» **Assigned task**
Return, word for word, the lines of the listing below from the one with "spin polarisation |" through the one with "C. potentials or", and no other lines.

» **Data excerpts**
*** Begin section ***

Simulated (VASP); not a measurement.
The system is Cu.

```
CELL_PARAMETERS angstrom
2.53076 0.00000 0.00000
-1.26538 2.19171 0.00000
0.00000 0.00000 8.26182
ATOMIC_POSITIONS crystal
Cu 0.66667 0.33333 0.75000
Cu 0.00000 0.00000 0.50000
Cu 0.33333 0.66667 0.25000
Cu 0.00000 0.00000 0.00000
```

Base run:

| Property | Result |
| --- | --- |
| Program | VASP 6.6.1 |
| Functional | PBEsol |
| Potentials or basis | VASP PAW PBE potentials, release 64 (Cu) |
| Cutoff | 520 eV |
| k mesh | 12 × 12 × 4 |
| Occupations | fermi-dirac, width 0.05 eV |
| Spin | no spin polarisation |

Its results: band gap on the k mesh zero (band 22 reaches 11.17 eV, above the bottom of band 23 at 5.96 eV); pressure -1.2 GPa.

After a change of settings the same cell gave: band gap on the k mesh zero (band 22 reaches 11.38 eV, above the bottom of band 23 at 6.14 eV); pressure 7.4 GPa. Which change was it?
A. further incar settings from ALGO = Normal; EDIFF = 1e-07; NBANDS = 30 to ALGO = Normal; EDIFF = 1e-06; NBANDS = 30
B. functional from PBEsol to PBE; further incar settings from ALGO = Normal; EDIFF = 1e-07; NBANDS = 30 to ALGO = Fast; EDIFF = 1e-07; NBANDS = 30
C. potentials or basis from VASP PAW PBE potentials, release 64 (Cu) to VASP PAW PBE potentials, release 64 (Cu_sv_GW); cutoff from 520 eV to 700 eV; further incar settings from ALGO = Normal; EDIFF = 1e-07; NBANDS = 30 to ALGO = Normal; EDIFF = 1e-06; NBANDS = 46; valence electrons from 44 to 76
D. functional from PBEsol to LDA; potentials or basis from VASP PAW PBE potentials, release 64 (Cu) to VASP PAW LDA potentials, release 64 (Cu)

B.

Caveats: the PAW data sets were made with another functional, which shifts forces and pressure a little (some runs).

*** End section ***

» **Response box**
| Spin | no spin polarisation |

Its results: band gap on the k mesh zero (band 22 reaches 11.17 eV, above the bottom of band 23 at 5.96 eV); pressure -1.2 GPa.

After a change of settings the same cell gave: band gap on the k mesh zero (band 22 reaches 11.38 eV, above the bottom of band 23 at 6.14 eV); pressure 7.4 GPa. Which change was it?
A. further incar settings from ALGO = Normal; EDIFF = 1e-07; NBANDS = 30 to ALGO = Normal; EDIFF = 1e-06; NBANDS = 30
B. functional from PBEsol to PBE; further incar settings from ALGO = Normal; EDIFF = 1e-07; NBANDS = 30 to ALGO = Fast; EDIFF = 1e-07; NBANDS = 30
C. potentials or basis from VASP PAW PBE potentials, release 64 (Cu) to VASP PAW PBE potentials, release 64 (Cu_sv_GW); cutoff from 520 eV to 700 eV; further incar settings from ALGO = Normal; EDIFF = 1e-07; NBANDS = 30 to ALGO = Normal; EDIFF = 1e-06; NBANDS = 46; valence electrons from 44 to 76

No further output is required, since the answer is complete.